:: DATA EXCERPTS ::

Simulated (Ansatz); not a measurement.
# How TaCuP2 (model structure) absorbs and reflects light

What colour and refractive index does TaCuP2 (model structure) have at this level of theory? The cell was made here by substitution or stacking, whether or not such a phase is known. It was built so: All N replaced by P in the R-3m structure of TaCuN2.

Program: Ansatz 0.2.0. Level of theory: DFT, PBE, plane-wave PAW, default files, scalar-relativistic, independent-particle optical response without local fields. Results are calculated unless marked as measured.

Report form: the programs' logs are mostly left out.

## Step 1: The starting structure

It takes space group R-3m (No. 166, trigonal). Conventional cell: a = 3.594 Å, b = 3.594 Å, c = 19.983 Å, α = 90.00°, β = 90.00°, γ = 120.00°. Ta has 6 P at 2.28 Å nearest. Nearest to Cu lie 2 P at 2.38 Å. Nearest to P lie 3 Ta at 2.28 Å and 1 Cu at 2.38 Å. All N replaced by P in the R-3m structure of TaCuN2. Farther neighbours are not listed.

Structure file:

:::

WORK TASK: Beginning with the first line of the entries, repeat each line exactly until you have reproduced the one containing "What colour and", and add nothing further.

RESPONSE BOX:
Simulated (Ansatz); not a measurement.
# How TaCuP2 (model structure) absorbs and reflects light

What colour and refractive index does TaCuP2 (model structure) have at this level of theory? The cell was made here by substitution or stacking, whether or not such a phase is known. It was built so: All N replaced by P in the R-3m structure of TaCuN2.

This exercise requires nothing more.